** Required action **
Output a verbatim copy of the data, cut off after the line that contains "It took 83 s".

** Provided information **
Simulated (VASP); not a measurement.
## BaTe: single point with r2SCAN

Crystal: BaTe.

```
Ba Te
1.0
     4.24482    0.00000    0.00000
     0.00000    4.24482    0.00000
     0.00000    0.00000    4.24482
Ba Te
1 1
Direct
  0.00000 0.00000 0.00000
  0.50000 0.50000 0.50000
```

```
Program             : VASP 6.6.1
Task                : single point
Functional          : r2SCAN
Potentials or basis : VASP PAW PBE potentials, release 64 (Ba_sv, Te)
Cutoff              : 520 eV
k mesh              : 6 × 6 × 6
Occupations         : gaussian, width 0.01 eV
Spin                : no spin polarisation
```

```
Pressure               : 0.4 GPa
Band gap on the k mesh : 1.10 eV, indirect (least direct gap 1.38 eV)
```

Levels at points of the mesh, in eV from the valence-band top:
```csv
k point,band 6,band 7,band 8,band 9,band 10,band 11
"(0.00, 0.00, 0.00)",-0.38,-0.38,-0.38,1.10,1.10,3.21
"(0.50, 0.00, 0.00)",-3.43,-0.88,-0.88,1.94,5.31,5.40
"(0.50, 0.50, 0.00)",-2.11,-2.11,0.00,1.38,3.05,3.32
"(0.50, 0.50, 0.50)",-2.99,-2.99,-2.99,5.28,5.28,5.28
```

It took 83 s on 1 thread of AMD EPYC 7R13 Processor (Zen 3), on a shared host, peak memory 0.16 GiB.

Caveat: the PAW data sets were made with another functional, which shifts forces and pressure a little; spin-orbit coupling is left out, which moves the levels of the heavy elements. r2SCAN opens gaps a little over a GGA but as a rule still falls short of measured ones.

** Answer box **
Simulated (VASP); not a measurement.
## BaTe: single point with r2SCAN

Crystal: BaTe.

```
Ba Te
1.0
     4.24482    0.00000    0.00000
     0.00000    4.24482    0.00000
     0.00000    0.00000    4.24482
Ba Te
1 1
Direct
  0.00000 0.00000 0.00000
  0.50000 0.50000 0.50000
```

```
Program             : VASP 6.6.1
Task                : single point
Functional          : r2SCAN
Potentials or basis : VASP PAW PBE potentials, release 64 (Ba_sv, Te)
Cutoff              : 520 eV
k mesh              : 6 × 6 × 6
Occupations         : gaussian, width 0.01 eV
Spin                : no spin polarisation
```

```
Pressure               : 0.4 GPa
Band gap on the k mesh : 1.10 eV, indirect (least direct gap 1.38 eV)
```

Levels at points of the mesh, in eV from the valence-band top:
```csv
k point,band 6,band 7,band 8,band 9,band 10,band 11
"(0.00, 0.00, 0.00)",-0.38,-0.38,-0.38,1.10,1.10,3.21
"(0.50, 0.00, 0.00)",-3.43,-0.88,-0.88,1.94,5.31,5.40
"(0.50, 0.50, 0.00)",-2.11,-2.11,0.00,1.38,3.05,3.32
"(0.50, 0.50, 0.50)",-2.99,-2.99,-2.99,5.28,5.28,5.28
```

It took 83 s on 1 thread of AMD EPYC 7R13 Processor (Zen 3), on a shared host, peak memory 0.16 GiB.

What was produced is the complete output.